----------------------------------------
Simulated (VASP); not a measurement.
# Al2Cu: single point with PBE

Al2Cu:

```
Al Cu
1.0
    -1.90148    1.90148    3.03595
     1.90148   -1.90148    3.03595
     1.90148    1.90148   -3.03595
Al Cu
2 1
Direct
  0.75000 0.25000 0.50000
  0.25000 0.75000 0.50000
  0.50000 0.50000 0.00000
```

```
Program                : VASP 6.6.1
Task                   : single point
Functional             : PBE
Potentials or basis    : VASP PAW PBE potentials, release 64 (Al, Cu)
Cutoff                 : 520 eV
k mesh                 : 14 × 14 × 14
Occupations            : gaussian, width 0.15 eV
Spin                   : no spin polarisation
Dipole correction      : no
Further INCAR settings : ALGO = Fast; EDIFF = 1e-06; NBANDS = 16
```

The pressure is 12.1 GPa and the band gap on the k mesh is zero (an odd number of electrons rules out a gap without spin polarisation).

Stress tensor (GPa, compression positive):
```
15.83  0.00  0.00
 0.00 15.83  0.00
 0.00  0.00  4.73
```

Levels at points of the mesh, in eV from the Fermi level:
----------------------------------------

REQUIRED ACTION: Restate the listing in full, word for word.

REPLY:
Simulated (VASP); not a measurement.
# Al2Cu: single point with PBE

Al2Cu:

```
Al Cu
1.0
    -1.90148    1.90148    3.03595
     1.90148   -1.90148    3.03595
     1.90148    1.90148   -3.03595
Al Cu
2 1
Direct
  0.75000 0.25000 0.50000
  0.25000 0.75000 0.50000
  0.50000 0.50000 0.00000
```

```
Program                : VASP 6.6.1
Task                   : single point
Functional             : PBE
Potentials or basis    : VASP PAW PBE potentials, release 64 (Al, Cu)
Cutoff                 : 520 eV
k mesh                 : 14 × 14 × 14
Occupations            : gaussian, width 0.15 eV
Spin                   : no spin polarisation
Dipole correction      : no
Further INCAR settings : ALGO = Fast; EDIFF = 1e-06; NBANDS = 16
```

The pressure is 12.1 GPa and the band gap on the k mesh is zero (an odd number of electrons rules out a gap without spin polarisation).

Stress tensor (GPa, compression positive):
```
15.83  0.00  0.00
 0.00 15.83  0.00
 0.00  0.00  4.73
```

Levels at points of the mesh, in eV from the Fermi level:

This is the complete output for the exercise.